+ + + + + + +

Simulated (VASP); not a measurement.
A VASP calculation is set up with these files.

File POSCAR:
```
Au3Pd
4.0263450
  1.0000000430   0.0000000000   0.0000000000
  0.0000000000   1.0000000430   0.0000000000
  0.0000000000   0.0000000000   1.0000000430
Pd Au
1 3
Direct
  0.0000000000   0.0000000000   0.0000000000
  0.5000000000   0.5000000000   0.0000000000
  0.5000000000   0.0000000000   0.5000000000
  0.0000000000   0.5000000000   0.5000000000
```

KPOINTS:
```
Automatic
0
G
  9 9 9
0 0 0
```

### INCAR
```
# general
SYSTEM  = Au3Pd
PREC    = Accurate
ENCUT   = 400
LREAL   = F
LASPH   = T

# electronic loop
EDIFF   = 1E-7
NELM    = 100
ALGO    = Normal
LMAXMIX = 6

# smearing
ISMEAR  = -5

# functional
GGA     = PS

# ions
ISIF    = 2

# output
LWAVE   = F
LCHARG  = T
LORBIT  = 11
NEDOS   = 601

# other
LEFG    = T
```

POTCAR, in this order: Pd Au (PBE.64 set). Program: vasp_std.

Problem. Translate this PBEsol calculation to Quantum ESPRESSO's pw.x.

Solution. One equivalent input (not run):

+ + + + + + +

Up to and including the line with "Problem. Translate this", transcribe the entries above exactly, starting from their first line.

Simulated (VASP); not a measurement.
A VASP calculation is set up with these files.

File POSCAR:
```
Au3Pd
4.0263450
  1.0000000430   0.0000000000   0.0000000000
  0.0000000000   1.0000000430   0.0000000000
  0.0000000000   0.0000000000   1.0000000430
Pd Au
1 3
Direct
  0.0000000000   0.0000000000   0.0000000000
  0.5000000000   0.5000000000   0.0000000000
  0.5000000000   0.0000000000   0.5000000000
  0.0000000000   0.5000000000   0.5000000000
```

KPOINTS:
```
Automatic
0
G
  9 9 9
0 0 0
```

### INCAR
```
# general
SYSTEM  = Au3Pd
PREC    = Accurate
ENCUT   = 400
LREAL   = F
LASPH   = T

# electronic loop
EDIFF   = 1E-7
NELM    = 100
ALGO    = Normal
LMAXMIX = 6

# smearing
ISMEAR  = -5

# functional
GGA     = PS

# ions
ISIF    = 2

# output
LWAVE   = F
LCHARG  = T
LORBIT  = 11
NEDOS   = 601

# other
LEFG    = T
```

POTCAR, in this order: Pd Au (PBE.64 set). Program: vasp_std.

Problem. Translate this PBEsol calculation to Quantum ESPRESSO's pw.x.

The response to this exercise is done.